#### [Data to examine]
== Segment start ==

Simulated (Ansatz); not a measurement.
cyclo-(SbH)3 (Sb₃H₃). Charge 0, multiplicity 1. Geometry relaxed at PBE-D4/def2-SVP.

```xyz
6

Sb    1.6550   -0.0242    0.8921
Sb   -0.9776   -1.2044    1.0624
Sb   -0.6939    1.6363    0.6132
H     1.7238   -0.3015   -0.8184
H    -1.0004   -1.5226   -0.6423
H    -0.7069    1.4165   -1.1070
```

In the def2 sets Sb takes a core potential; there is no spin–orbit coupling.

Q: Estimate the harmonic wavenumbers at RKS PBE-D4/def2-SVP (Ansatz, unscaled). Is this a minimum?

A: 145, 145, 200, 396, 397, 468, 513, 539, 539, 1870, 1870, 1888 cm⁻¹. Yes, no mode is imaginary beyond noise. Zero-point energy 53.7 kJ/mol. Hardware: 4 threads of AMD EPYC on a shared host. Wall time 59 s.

== Segment end ==

#### [Work request]
This exercise calls for the entries to be restated exactly.

#### [Written reply]
Simulated (Ansatz); not a measurement.
cyclo-(SbH)3 (Sb₃H₃). Charge 0, multiplicity 1. Geometry relaxed at PBE-D4/def2-SVP.

```xyz
6

Sb    1.6550   -0.0242    0.8921
Sb   -0.9776   -1.2044    1.0624
Sb   -0.6939    1.6363    0.6132
H     1.7238   -0.3015   -0.8184
H    -1.0004   -1.5226   -0.6423
H    -0.7069    1.4165   -1.1070
```

In the def2 sets Sb takes a core potential; there is no spin–orbit coupling.

Q: Estimate the harmonic wavenumbers at RKS PBE-D4/def2-SVP (Ansatz, unscaled). Is this a minimum?

A: 145, 145, 200, 396, 397, 468, 513, 539, 539, 1870, 1870, 1888 cm⁻¹. Yes, no mode is imaginary beyond noise. Zero-point energy 53.7 kJ/mol. Hardware: 4 threads of AMD EPYC on a shared host. Wall time 59 s.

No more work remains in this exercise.